**ENTRIES PROVIDED**
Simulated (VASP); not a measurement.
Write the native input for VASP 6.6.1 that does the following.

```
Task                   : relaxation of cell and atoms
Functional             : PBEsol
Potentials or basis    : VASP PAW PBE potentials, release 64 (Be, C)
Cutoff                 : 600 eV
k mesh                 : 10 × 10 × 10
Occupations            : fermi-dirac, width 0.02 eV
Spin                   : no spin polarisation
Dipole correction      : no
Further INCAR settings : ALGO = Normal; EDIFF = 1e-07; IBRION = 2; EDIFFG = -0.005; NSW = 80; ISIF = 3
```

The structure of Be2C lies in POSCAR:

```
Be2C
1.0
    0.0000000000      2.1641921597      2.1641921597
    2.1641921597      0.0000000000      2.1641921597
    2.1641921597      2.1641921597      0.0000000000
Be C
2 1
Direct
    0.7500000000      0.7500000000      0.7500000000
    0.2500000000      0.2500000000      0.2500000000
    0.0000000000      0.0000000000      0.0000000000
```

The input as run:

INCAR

**REQUIRED ACTION**
Once you have read the listing above, set it down again without alteration.

**EXERCISE OUTPUT**
Simulated (VASP); not a measurement.
Write the native input for VASP 6.6.1 that does the following.

```
Task                   : relaxation of cell and atoms
Functional             : PBEsol
Potentials or basis    : VASP PAW PBE potentials, release 64 (Be, C)
Cutoff                 : 600 eV
k mesh                 : 10 × 10 × 10
Occupations            : fermi-dirac, width 0.02 eV
Spin                   : no spin polarisation
Dipole correction      : no
Further INCAR settings : ALGO = Normal; EDIFF = 1e-07; IBRION = 2; EDIFFG = -0.005; NSW = 80; ISIF = 3
```

The structure of Be2C lies in POSCAR:

```
Be2C
1.0
    0.0000000000      2.1641921597      2.1641921597
    2.1641921597      0.0000000000      2.1641921597
    2.1641921597      2.1641921597      0.0000000000
Be C
2 1
Direct
    0.7500000000      0.7500000000      0.7500000000
    0.2500000000      0.2500000000      0.2500000000
    0.0000000000      0.0000000000      0.0000000000
```

The input as run:

INCAR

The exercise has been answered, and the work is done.